_WORK ITEM_:
Print, exactly as they stand, the lines from the start of the listing to the line containing "## (2) Single", inclusive.

_INPUT DATA_:
------------------------------

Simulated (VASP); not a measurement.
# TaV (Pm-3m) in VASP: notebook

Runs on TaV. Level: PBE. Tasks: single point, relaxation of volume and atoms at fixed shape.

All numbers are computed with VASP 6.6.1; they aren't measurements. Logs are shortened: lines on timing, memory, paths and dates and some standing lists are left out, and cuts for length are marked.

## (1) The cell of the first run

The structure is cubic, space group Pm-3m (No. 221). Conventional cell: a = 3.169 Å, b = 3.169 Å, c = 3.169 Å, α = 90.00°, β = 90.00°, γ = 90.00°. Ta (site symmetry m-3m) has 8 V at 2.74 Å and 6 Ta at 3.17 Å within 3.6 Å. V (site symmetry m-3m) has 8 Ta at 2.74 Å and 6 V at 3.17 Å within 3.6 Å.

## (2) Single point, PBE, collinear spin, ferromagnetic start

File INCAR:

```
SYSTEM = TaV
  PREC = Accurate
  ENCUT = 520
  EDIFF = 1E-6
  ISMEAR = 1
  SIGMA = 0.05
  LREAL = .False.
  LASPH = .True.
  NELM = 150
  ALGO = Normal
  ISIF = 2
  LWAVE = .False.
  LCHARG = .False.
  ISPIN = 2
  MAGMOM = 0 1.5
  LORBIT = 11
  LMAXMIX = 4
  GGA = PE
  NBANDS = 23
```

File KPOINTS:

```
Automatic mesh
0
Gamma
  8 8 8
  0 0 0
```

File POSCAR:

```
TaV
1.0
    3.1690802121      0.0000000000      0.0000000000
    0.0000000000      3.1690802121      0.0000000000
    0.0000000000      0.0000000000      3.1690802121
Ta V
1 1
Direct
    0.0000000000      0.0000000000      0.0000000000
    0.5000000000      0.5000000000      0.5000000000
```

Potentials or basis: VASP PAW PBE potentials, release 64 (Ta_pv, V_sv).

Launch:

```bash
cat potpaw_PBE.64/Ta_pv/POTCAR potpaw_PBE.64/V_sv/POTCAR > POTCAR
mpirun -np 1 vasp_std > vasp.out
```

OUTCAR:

------------------------------

_RESPONSE BOX_:
Simulated (VASP); not a measurement.
# TaV (Pm-3m) in VASP: notebook

Runs on TaV. Level: PBE. Tasks: single point, relaxation of volume and atoms at fixed shape.

All numbers are computed with VASP 6.6.1; they aren't measurements. Logs are shortened: lines on timing, memory, paths and dates and some standing lists are left out, and cuts for length are marked.

## (1) The cell of the first run

The structure is cubic, space group Pm-3m (No. 221). Conventional cell: a = 3.169 Å, b = 3.169 Å, c = 3.169 Å, α = 90.00°, β = 90.00°, γ = 90.00°. Ta (site symmetry m-3m) has 8 V at 2.74 Å and 6 Ta at 3.17 Å within 3.6 Å. V (site symmetry m-3m) has 8 Ta at 2.74 Å and 6 V at 3.17 Å within 3.6 Å.

## (2) Single point, PBE, collinear spin, ferromagnetic start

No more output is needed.